[Opening GIVEN RECORDS section]

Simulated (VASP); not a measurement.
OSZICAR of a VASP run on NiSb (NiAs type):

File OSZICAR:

[Closing GIVEN RECORDS section]

Take the first line of the material above as the start and the line that contains "OSZICAR of a" as the end. Output only that span, every line exactly as it stands.

ANSWER SPACE »
Simulated (VASP); not a measurement.
OSZICAR of a VASP run on NiSb (NiAs type):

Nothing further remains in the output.